==== RECORD EXTRACTS ====

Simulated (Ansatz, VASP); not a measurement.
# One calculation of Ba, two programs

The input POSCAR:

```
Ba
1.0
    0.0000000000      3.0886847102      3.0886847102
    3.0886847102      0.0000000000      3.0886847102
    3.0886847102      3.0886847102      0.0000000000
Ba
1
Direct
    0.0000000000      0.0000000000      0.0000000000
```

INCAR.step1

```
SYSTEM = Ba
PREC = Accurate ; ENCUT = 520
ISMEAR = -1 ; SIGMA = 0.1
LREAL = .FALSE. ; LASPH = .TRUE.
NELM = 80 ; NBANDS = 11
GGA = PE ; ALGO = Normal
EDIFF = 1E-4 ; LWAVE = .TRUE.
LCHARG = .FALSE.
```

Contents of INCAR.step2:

====

= WORK REQUEST =
An exact, complete copy of the records is the expected answer.

= WRITTEN RESPONSE =
Simulated (Ansatz, VASP); not a measurement.
# One calculation of Ba, two programs

The input POSCAR:

```
Ba
1.0
    0.0000000000      3.0886847102      3.0886847102
    3.0886847102      0.0000000000      3.0886847102
    3.0886847102      3.0886847102      0.0000000000
Ba
1
Direct
    0.0000000000      0.0000000000      0.0000000000
```

INCAR.step1

```
SYSTEM = Ba
PREC = Accurate ; ENCUT = 520
ISMEAR = -1 ; SIGMA = 0.1
LREAL = .FALSE. ; LASPH = .TRUE.
NELM = 80 ; NBANDS = 11
GGA = PE ; ALGO = Normal
EDIFF = 1E-4 ; LWAVE = .TRUE.
LCHARG = .FALSE.
```

Contents of INCAR.step2:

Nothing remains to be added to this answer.